**WORK ITEM**
Of the records that follow, copy only the lines from the line containing "Potentials or basis: Ansatz PAW." to the line containing "less VASP |", both included, exactly as written.

**DATASET**
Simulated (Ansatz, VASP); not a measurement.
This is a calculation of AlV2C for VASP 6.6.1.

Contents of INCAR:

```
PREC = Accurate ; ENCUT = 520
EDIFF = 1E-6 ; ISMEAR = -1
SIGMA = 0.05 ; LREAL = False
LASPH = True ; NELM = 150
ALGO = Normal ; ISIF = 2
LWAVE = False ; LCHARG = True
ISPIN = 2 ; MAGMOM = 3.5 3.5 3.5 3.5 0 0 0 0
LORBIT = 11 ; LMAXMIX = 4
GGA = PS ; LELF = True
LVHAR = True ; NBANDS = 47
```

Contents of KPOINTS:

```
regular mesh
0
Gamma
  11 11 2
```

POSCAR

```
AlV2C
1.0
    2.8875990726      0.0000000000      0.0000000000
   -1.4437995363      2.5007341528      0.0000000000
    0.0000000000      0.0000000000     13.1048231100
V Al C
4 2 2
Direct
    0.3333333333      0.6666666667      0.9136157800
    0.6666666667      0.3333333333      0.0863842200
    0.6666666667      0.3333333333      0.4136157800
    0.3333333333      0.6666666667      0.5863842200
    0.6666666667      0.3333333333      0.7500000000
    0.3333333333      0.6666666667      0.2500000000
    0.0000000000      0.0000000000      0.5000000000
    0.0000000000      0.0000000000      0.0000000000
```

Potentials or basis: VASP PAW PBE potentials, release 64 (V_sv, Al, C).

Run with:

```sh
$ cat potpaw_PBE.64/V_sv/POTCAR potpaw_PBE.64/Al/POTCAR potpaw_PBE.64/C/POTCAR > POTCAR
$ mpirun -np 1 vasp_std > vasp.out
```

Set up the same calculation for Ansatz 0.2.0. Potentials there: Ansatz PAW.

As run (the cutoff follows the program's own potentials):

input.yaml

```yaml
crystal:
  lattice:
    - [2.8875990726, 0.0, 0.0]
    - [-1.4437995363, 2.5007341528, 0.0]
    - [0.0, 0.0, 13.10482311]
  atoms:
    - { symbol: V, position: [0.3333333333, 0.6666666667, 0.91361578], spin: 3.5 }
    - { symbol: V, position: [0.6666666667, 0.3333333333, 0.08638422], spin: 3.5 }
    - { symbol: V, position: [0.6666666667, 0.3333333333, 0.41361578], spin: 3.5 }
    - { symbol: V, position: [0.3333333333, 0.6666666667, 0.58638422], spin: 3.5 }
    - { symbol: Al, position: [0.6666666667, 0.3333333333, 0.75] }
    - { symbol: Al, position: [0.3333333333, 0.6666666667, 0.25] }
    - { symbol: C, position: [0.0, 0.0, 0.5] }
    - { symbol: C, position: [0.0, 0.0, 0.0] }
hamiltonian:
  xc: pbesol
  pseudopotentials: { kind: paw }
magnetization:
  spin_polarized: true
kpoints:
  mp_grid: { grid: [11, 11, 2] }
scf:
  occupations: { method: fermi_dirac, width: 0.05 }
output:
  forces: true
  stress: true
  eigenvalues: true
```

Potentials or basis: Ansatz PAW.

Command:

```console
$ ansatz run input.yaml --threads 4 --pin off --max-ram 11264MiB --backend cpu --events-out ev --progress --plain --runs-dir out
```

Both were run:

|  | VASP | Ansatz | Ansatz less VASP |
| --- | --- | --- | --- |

**YOUR RESPONSE**
Potentials or basis: Ansatz PAW.

Command:

```console
$ ansatz run input.yaml --threads 4 --pin off --max-ram 11264MiB --backend cpu --events-out ev --progress --plain --runs-dir out
```

Both were run:

|  | VASP | Ansatz | Ansatz less VASP |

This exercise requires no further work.